··· DATASET CONTENT ···

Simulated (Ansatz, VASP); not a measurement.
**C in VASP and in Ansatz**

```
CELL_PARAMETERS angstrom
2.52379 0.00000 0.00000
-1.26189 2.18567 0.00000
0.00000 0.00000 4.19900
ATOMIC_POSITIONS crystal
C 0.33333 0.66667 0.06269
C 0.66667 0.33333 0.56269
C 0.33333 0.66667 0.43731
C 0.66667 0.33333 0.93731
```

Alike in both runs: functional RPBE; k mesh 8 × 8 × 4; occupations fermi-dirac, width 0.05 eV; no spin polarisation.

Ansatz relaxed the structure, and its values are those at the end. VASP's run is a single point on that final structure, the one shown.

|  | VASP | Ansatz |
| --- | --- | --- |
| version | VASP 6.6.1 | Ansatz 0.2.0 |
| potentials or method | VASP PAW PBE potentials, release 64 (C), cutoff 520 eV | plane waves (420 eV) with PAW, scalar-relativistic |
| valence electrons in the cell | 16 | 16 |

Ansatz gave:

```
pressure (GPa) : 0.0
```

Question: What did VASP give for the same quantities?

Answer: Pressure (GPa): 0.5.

···

ACTIVITY: Reproduce, character for character, only the lines of the preceding data that start at the line with "cell | 16 | 16 |" and end at the line with "Question: What did", both included.

TASK RESULT:
| valence electrons in the cell | 16 | 16 |

Ansatz gave:

```
pressure (GPa) : 0.0
```

Question: What did VASP give for the same quantities?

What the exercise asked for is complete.